> EXERCISE: Repeat, line for line, the entries below from the first line to the line containing "Aim: the dielectric", counting both ends.

> INFORMATION SHOWN:
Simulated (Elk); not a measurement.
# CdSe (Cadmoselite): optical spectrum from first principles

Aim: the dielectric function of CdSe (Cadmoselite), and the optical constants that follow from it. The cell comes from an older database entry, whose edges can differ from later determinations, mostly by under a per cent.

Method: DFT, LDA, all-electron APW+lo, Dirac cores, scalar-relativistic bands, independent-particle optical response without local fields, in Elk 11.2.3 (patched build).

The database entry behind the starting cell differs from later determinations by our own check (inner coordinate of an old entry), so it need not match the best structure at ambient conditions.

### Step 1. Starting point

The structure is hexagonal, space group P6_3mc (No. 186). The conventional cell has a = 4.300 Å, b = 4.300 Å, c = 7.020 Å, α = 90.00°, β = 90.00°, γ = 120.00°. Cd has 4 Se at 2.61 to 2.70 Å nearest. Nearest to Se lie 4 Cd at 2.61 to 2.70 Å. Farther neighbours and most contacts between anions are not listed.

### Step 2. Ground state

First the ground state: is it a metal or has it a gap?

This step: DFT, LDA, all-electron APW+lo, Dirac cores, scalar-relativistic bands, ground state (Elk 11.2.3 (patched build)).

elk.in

> RESPONSE BOX:
Simulated (Elk); not a measurement.
# CdSe (Cadmoselite): optical spectrum from first principles

Aim: the dielectric function of CdSe (Cadmoselite), and the optical constants that follow from it. The cell comes from an older database entry, whose edges can differ from later determinations, mostly by under a per cent.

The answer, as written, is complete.